[ACTIVITY]
Transcribe the entries exactly as each line appears.

━━━━━━━━━━━━━━━━━━━━

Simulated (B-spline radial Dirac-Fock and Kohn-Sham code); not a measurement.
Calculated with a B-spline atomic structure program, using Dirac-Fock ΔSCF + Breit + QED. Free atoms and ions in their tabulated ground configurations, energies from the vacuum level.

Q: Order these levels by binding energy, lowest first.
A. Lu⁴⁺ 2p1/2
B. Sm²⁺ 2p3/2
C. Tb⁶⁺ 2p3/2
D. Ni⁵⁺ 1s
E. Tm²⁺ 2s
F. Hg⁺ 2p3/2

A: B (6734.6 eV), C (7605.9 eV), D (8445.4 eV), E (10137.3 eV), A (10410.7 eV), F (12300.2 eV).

━━━━━━━━━━━━━━━━━━━━

[EXERCISE SOLUTION]
Simulated (B-spline radial Dirac-Fock and Kohn-Sham code); not a measurement.
Calculated with a B-spline atomic structure program, using Dirac-Fock ΔSCF + Breit + QED. Free atoms and ions in their tabulated ground configurations, energies from the vacuum level.

Q: Order these levels by binding energy, lowest first.
A. Lu⁴⁺ 2p1/2
B. Sm²⁺ 2p3/2
C. Tb⁶⁺ 2p3/2
D. Ni⁵⁺ 1s
E. Tm²⁺ 2s
F. Hg⁺ 2p3/2

A: B (6734.6 eV), C (7605.9 eV), D (8445.4 eV), E (10137.3 eV), A (10410.7 eV), F (12300.2 eV).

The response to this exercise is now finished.